◆ **RECORDED DATA**
##############################
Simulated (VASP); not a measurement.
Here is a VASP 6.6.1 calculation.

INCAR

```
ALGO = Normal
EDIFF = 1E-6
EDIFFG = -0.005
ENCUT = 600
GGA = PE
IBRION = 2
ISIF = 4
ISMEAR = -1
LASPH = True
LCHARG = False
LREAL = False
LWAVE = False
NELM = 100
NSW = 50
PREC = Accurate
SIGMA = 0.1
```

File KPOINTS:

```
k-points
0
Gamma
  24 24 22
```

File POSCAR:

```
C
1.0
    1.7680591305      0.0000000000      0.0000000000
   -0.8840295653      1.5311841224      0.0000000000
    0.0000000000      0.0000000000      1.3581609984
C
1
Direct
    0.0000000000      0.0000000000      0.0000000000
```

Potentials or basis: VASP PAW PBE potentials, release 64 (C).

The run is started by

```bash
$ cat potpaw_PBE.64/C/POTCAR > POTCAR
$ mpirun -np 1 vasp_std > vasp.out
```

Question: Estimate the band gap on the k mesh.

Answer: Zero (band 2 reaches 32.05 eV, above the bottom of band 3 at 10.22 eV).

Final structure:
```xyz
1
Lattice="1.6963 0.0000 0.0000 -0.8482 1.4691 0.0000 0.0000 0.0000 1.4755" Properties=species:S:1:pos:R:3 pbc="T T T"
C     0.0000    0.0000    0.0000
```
##############################

◆ **ASSIGNMENT**
Every line of the records should be reproduced exactly.

◆ **TASK OUTPUT**
Simulated (VASP); not a measurement.
Here is a VASP 6.6.1 calculation.

INCAR

```
ALGO = Normal
EDIFF = 1E-6
EDIFFG = -0.005
ENCUT = 600
GGA = PE
IBRION = 2
ISIF = 4
ISMEAR = -1
LASPH = True
LCHARG = False
LREAL = False
LWAVE = False
NELM = 100
NSW = 50
PREC = Accurate
SIGMA = 0.1
```

File KPOINTS:

```
k-points
0
Gamma
  24 24 22
```

File POSCAR:

```
C
1.0
    1.7680591305      0.0000000000      0.0000000000
   -0.8840295653      1.5311841224      0.0000000000
    0.0000000000      0.0000000000      1.3581609984
C
1
Direct
    0.0000000000      0.0000000000      0.0000000000
```

Potentials or basis: VASP PAW PBE potentials, release 64 (C).

The run is started by

```bash
$ cat potpaw_PBE.64/C/POTCAR > POTCAR
$ mpirun -np 1 vasp_std > vasp.out
```

Question: Estimate the band gap on the k mesh.

Answer: Zero (band 2 reaches 32.05 eV, above the bottom of band 3 at 10.22 eV).

Final structure:
```xyz
1
Lattice="1.6963 0.0000 0.0000 -0.8482 1.4691 0.0000 0.0000 0.0000 1.4755" Properties=species:S:1:pos:R:3 pbc="T T T"
C     0.0000    0.0000    0.0000
```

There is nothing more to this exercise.